Information supplied ->
▶
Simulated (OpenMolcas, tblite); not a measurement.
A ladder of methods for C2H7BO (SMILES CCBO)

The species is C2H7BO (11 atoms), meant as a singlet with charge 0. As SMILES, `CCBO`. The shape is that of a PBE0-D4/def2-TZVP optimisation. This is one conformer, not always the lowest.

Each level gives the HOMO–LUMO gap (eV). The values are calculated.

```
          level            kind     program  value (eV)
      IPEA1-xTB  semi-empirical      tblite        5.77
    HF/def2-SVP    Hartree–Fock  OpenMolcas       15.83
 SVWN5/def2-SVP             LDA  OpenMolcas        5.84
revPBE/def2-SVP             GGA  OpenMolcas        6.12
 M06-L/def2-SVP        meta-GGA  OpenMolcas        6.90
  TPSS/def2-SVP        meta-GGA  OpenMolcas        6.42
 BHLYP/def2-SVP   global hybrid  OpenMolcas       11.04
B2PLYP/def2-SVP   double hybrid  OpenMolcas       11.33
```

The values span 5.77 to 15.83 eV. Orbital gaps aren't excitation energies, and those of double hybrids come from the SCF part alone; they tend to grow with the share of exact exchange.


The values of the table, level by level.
◀

Activity ->
In full and without changes, give the data above once more.

Written answer ->
Simulated (OpenMolcas, tblite); not a measurement.
A ladder of methods for C2H7BO (SMILES CCBO)

The species is C2H7BO (11 atoms), meant as a singlet with charge 0. As SMILES, `CCBO`. The shape is that of a PBE0-D4/def2-TZVP optimisation. This is one conformer, not always the lowest.

Each level gives the HOMO–LUMO gap (eV). The values are calculated.

```
          level            kind     program  value (eV)
      IPEA1-xTB  semi-empirical      tblite        5.77
    HF/def2-SVP    Hartree–Fock  OpenMolcas       15.83
 SVWN5/def2-SVP             LDA  OpenMolcas        5.84
revPBE/def2-SVP             GGA  OpenMolcas        6.12
 M06-L/def2-SVP        meta-GGA  OpenMolcas        6.90
  TPSS/def2-SVP        meta-GGA  OpenMolcas        6.42
 BHLYP/def2-SVP   global hybrid  OpenMolcas       11.04
B2PLYP/def2-SVP   double hybrid  OpenMolcas       11.33
```

The values span 5.77 to 15.83 eV. Orbital gaps aren't excitation energies, and those of double hybrids come from the SCF part alone; they tend to grow with the share of exact exchange.


The values of the table, level by level.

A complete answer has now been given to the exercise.